= Beginning of Section =

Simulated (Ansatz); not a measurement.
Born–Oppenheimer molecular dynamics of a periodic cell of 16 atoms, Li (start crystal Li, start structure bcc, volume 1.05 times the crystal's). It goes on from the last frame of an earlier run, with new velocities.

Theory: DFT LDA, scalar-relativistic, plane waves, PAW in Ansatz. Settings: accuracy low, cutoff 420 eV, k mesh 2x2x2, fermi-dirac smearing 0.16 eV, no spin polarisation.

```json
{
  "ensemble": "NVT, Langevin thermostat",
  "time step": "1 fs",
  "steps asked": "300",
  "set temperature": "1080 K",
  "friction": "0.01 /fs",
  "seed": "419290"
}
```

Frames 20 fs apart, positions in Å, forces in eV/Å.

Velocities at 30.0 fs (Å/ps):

= End of Section =

• REQUIRED ACTION: Return exactly, please, the lines of the material from the first one down to and including the line where "Frames 20 fs" appears.

• EXERCISE OUTPUT:
Simulated (Ansatz); not a measurement.
Born–Oppenheimer molecular dynamics of a periodic cell of 16 atoms, Li (start crystal Li, start structure bcc, volume 1.05 times the crystal's). It goes on from the last frame of an earlier run, with new velocities.

Theory: DFT LDA, scalar-relativistic, plane waves, PAW in Ansatz. Settings: accuracy low, cutoff 420 eV, k mesh 2x2x2, fermi-dirac smearing 0.16 eV, no spin polarisation.

```json
{
  "ensemble": "NVT, Langevin thermostat",
  "time step": "1 fs",
  "steps asked": "300",
  "set temperature": "1080 K",
  "friction": "0.01 /fs",
  "seed": "419290"
}
```

Frames 20 fs apart, positions in Å, forces in eV/Å.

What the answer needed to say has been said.